### Assigned task:
Your answer should consist of the listing, repeated exactly.

### Extracted records:

━━━━

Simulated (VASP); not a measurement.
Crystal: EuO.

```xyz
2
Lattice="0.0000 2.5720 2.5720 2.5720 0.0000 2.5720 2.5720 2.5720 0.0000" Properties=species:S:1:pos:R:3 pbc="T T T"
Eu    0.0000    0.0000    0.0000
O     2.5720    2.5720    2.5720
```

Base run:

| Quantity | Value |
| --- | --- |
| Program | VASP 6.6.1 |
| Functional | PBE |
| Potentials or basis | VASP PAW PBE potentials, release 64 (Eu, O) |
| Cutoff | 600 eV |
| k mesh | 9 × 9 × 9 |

━━━━

### Task solution:
Simulated (VASP); not a measurement.
Crystal: EuO.

```xyz
2
Lattice="0.0000 2.5720 2.5720 2.5720 0.0000 2.5720 2.5720 2.5720 0.0000" Properties=species:S:1:pos:R:3 pbc="T T T"
Eu    0.0000    0.0000    0.0000
O     2.5720    2.5720    2.5720
```

Base run:

| Quantity | Value |
| --- | --- |
| Program | VASP 6.6.1 |
| Functional | PBE |
| Potentials or basis | VASP PAW PBE potentials, release 64 (Eu, O) |
| Cutoff | 600 eV |
| k mesh | 9 × 9 × 9 |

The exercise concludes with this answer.